Dataset excerpts »
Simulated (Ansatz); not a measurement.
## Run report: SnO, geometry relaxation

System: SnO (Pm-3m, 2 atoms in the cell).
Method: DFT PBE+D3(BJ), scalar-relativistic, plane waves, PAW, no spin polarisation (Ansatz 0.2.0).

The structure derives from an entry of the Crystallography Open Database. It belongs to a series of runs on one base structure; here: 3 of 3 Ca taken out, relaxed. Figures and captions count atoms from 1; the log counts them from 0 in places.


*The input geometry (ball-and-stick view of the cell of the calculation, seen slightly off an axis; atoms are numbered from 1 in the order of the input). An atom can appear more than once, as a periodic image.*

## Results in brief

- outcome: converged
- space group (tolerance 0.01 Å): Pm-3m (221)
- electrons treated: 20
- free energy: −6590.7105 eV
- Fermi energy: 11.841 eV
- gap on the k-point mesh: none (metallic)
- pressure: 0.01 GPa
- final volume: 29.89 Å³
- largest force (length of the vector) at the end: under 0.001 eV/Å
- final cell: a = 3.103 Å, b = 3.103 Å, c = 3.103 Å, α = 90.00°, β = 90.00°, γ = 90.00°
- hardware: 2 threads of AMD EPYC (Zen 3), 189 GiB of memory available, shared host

Action item » Take the lines from the first line of the listing to the line containing "- final cell: a". Please print them exactly, ends included, with nothing else.

Written solution »
Simulated (Ansatz); not a measurement.
## Run report: SnO, geometry relaxation

System: SnO (Pm-3m, 2 atoms in the cell).
Method: DFT PBE+D3(BJ), scalar-relativistic, plane waves, PAW, no spin polarisation (Ansatz 0.2.0).

The structure derives from an entry of the Crystallography Open Database. It belongs to a series of runs on one base structure; here: 3 of 3 Ca taken out, relaxed. Figures and captions count atoms from 1; the log counts them from 0 in places.


*The input geometry (ball-and-stick view of the cell of the calculation, seen slightly off an axis; atoms are numbered from 1 in the order of the input). An atom can appear more than once, as a periodic image.*

## Results in brief

- outcome: converged
- space group (tolerance 0.01 Å): Pm-3m (221)
- electrons treated: 20
- free energy: −6590.7105 eV
- Fermi energy: 11.841 eV
- gap on the k-point mesh: none (metallic)
- pressure: 0.01 GPa
- final volume: 29.89 Å³
- largest force (length of the vector) at the end: under 0.001 eV/Å
- final cell: a = 3.103 Å, b = 3.103 Å, c = 3.103 Å, α = 90.00°, β = 90.00°, γ = 90.00°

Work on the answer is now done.